Top of Records shown
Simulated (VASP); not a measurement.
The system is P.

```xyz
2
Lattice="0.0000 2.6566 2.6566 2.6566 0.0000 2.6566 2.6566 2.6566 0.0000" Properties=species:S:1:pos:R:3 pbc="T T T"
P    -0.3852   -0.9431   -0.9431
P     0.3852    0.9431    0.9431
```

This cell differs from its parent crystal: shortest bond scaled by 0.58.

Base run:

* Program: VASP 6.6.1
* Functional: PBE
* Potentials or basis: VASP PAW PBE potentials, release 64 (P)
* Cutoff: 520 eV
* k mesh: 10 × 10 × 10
Bottom of Records shown

→ Exercise:
Each entry above needs to be duplicated verbatim.

→ Expected answer:
Simulated (VASP); not a measurement.
The system is P.

```xyz
2
Lattice="0.0000 2.6566 2.6566 2.6566 0.0000 2.6566 2.6566 2.6566 0.0000" Properties=species:S:1:pos:R:3 pbc="T T T"
P    -0.3852   -0.9431   -0.9431
P     0.3852    0.9431    0.9431
```

This cell differs from its parent crystal: shortest bond scaled by 0.58.

Base run:

* Program: VASP 6.6.1
* Functional: PBE
* Potentials or basis: VASP PAW PBE potentials, release 64 (P)
* Cutoff: 520 eV
* k mesh: 10 × 10 × 10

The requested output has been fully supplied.